**Work request**: Write out the records once more, exactly as given.

┄┄┄┄┄┄

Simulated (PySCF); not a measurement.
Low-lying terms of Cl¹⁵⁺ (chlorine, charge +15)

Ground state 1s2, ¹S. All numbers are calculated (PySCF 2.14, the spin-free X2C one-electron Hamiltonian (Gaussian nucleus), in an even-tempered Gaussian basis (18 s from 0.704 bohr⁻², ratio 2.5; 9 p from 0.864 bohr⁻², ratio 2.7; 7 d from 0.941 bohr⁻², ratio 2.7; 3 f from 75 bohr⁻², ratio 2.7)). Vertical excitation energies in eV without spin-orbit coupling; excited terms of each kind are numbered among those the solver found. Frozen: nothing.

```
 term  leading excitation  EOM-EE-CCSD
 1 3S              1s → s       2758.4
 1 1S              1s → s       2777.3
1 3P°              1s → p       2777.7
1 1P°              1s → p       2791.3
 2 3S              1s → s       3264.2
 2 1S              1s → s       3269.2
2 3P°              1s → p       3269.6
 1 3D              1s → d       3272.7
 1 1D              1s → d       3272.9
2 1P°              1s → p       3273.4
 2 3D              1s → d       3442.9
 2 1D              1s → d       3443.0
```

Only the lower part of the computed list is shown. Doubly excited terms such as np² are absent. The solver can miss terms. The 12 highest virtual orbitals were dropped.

┄┄┄┄┄┄

**Task result**:
Simulated (PySCF); not a measurement.
Low-lying terms of Cl¹⁵⁺ (chlorine, charge +15)

Ground state 1s2, ¹S. All numbers are calculated (PySCF 2.14, the spin-free X2C one-electron Hamiltonian (Gaussian nucleus), in an even-tempered Gaussian basis (18 s from 0.704 bohr⁻², ratio 2.5; 9 p from 0.864 bohr⁻², ratio 2.7; 7 d from 0.941 bohr⁻², ratio 2.7; 3 f from 75 bohr⁻², ratio 2.7)). Vertical excitation energies in eV without spin-orbit coupling; excited terms of each kind are numbered among those the solver found. Frozen: nothing.

```
 term  leading excitation  EOM-EE-CCSD
 1 3S              1s → s       2758.4
 1 1S              1s → s       2777.3
1 3P°              1s → p       2777.7
1 1P°              1s → p       2791.3
 2 3S              1s → s       3264.2
 2 1S              1s → s       3269.2
2 3P°              1s → p       3269.6
 1 3D              1s → d       3272.7
 1 1D              1s → d       3272.9
2 1P°              1s → p       3273.4
 2 3D              1s → d       3442.9
 2 1D              1s → d       3443.0
```

Only the lower part of the computed list is shown. Doubly excited terms such as np² are absent. The solver can miss terms. The 12 highest virtual orbitals were dropped.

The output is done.